Entries provided.
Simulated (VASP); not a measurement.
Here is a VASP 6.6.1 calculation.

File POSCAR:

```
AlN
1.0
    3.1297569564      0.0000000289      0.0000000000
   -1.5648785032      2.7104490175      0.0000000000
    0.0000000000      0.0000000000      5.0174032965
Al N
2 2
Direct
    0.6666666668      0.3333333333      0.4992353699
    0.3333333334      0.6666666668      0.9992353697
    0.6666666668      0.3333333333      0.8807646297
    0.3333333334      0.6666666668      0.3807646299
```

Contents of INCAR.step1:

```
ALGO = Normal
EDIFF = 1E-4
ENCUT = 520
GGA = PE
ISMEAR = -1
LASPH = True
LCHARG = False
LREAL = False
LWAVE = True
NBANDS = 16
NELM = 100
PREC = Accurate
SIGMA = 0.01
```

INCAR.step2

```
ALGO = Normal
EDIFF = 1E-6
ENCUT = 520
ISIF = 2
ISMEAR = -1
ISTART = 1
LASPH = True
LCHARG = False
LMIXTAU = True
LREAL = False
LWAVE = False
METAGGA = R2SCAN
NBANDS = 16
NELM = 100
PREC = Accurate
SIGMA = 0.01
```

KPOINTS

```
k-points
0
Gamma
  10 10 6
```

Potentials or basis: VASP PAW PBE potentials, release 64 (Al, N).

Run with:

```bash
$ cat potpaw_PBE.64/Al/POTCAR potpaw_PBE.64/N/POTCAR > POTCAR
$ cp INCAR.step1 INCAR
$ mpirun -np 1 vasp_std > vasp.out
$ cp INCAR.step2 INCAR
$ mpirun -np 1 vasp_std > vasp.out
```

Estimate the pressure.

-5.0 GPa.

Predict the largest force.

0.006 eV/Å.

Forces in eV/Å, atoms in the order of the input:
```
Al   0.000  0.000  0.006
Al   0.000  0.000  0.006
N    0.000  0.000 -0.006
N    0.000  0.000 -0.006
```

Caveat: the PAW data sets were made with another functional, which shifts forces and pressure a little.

Work task.
Would you copy, word for word, only the lines from the start of the listing to the one that contains "Estimate the pressure.", both included?

Answer box.
Simulated (VASP); not a measurement.
Here is a VASP 6.6.1 calculation.

File POSCAR:

```
AlN
1.0
    3.1297569564      0.0000000289      0.0000000000
   -1.5648785032      2.7104490175      0.0000000000
    0.0000000000      0.0000000000      5.0174032965
Al N
2 2
Direct
    0.6666666668      0.3333333333      0.4992353699
    0.3333333334      0.6666666668      0.9992353697
    0.6666666668      0.3333333333      0.8807646297
    0.3333333334      0.6666666668      0.3807646299
```

Contents of INCAR.step1:

```
ALGO = Normal
EDIFF = 1E-4
ENCUT = 520
GGA = PE
ISMEAR = -1
LASPH = True
LCHARG = False
LREAL = False
LWAVE = True
NBANDS = 16
NELM = 100
PREC = Accurate
SIGMA = 0.01
```

INCAR.step2

```
ALGO = Normal
EDIFF = 1E-6
ENCUT = 520
ISIF = 2
ISMEAR = -1
ISTART = 1
LASPH = True
LCHARG = False
LMIXTAU = True
LREAL = False
LWAVE = False
METAGGA = R2SCAN
NBANDS = 16
NELM = 100
PREC = Accurate
SIGMA = 0.01
```

KPOINTS

```
k-points
0
Gamma
  10 10 6
```

Potentials or basis: VASP PAW PBE potentials, release 64 (Al, N).

Run with:

```bash
$ cat potpaw_PBE.64/Al/POTCAR potpaw_PBE.64/N/POTCAR > POTCAR
$ cp INCAR.step1 INCAR
$ mpirun -np 1 vasp_std > vasp.out
$ cp INCAR.step2 INCAR
$ mpirun -np 1 vasp_std > vasp.out
```

Estimate the pressure.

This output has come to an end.